▶ Brief: Please quote exactly the opening lines of the data, from the first line to the one where "Wanted: where GaP" appears.

▶ Given data:
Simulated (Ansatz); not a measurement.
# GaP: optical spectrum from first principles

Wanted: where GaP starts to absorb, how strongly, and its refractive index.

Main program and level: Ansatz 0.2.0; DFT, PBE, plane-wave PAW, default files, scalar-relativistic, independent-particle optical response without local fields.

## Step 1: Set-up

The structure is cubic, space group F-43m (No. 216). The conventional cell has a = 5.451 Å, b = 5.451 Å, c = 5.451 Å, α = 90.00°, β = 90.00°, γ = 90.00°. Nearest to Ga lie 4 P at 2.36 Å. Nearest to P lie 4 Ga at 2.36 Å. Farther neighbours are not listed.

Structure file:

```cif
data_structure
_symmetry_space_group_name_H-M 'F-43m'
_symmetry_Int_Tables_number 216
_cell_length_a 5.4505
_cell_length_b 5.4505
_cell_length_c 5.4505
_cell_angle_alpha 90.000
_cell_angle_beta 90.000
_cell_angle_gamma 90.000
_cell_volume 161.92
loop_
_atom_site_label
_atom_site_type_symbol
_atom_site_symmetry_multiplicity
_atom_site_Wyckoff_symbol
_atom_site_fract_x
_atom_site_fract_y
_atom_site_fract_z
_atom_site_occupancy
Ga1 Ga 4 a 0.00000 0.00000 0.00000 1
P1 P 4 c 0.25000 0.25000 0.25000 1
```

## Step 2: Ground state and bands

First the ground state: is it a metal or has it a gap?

▶ Task result:
Simulated (Ansatz); not a measurement.
# GaP: optical spectrum from first principles

Wanted: where GaP starts to absorb, how strongly, and its refractive index.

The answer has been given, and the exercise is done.